### [Exercise]
Print the lines that run from the line with "1. Means of" to the line with "CCSD(T)/def2-TZVPP gives 9.42", keeping both end lines, exactly as they appear in the entries below, and nothing else.

━━━

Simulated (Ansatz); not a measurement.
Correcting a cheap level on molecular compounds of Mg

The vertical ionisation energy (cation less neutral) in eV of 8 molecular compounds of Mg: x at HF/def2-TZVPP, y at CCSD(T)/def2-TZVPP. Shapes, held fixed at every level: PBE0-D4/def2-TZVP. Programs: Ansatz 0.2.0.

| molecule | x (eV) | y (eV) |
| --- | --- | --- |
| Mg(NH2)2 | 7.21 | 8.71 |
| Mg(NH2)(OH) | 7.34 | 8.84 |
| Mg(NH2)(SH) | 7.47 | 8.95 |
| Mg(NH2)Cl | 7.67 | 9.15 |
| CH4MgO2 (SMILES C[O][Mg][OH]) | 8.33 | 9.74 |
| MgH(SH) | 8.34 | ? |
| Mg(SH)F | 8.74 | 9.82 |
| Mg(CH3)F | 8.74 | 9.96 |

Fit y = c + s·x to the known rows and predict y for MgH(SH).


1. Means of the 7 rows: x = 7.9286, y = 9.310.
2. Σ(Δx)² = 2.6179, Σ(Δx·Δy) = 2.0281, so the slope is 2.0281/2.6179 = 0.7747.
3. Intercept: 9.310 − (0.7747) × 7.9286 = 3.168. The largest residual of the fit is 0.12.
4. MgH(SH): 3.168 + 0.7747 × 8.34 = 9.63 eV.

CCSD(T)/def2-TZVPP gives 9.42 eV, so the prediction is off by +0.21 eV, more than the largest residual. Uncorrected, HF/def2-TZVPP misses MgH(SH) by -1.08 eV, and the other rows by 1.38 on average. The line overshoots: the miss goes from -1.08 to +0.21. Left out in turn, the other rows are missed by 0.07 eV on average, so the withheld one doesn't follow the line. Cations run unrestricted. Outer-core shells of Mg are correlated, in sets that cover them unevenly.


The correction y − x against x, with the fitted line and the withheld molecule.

━━━

### [Exercise output]
1. Means of the 7 rows: x = 7.9286, y = 9.310.
2. Σ(Δx)² = 2.6179, Σ(Δx·Δy) = 2.0281, so the slope is 2.0281/2.6179 = 0.7747.
3. Intercept: 9.310 − (0.7747) × 7.9286 = 3.168. The largest residual of the fit is 0.12.
4. MgH(SH): 3.168 + 0.7747 × 8.34 = 9.63 eV.

CCSD(T)/def2-TZVPP gives 9.42 eV, so the prediction is off by +0.21 eV, more than the largest residual. Uncorrected, HF/def2-TZVPP misses MgH(SH) by -1.08 eV, and the other rows by 1.38 on average. The line overshoots: the miss goes from -1.08 to +0.21. Left out in turn, the other rows are missed by 0.07 eV on average, so the withheld one doesn't follow the line. Cations run unrestricted. Outer-core shells of Mg are correlated, in sets that cover them unevenly.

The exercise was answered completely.